* **EXERCISE**:
Only the lines below starting at the one containing "0.19 | 0.0862 |" and ending at the one containing "- 1.6e17, threshold" belong in the answer, each copied exactly.

STORED DATA below:

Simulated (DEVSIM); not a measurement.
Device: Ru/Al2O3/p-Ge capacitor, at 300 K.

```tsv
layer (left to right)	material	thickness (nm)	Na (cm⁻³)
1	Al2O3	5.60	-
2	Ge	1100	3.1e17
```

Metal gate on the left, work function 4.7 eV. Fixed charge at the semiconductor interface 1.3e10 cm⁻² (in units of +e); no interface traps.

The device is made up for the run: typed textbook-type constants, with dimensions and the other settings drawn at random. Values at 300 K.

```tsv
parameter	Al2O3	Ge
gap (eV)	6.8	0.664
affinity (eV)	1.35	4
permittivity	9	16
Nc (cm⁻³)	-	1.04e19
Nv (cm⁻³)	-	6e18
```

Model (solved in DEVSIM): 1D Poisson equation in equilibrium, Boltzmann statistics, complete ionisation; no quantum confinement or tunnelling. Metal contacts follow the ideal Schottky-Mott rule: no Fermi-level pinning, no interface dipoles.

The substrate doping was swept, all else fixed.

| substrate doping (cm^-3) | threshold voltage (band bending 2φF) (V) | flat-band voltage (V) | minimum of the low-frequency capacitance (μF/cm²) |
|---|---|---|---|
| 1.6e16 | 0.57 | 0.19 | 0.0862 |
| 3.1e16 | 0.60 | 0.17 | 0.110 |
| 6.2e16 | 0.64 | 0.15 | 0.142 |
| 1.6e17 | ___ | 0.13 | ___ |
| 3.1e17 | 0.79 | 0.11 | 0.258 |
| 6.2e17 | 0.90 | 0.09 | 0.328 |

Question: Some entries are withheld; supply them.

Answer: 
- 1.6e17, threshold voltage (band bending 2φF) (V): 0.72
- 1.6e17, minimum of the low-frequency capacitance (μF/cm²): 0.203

End of STORED DATA.

* **EXERCISE RESULT**:
| 1.6e16 | 0.57 | 0.19 | 0.0862 |
| 3.1e16 | 0.60 | 0.17 | 0.110 |
| 6.2e16 | 0.64 | 0.15 | 0.142 |
| 1.6e17 | ___ | 0.13 | ___ |
| 3.1e17 | 0.79 | 0.11 | 0.258 |
| 6.2e17 | 0.90 | 0.09 | 0.328 |

Question: Some entries are withheld; supply them.

Answer: 
- 1.6e17, threshold voltage (band bending 2φF) (V): 0.72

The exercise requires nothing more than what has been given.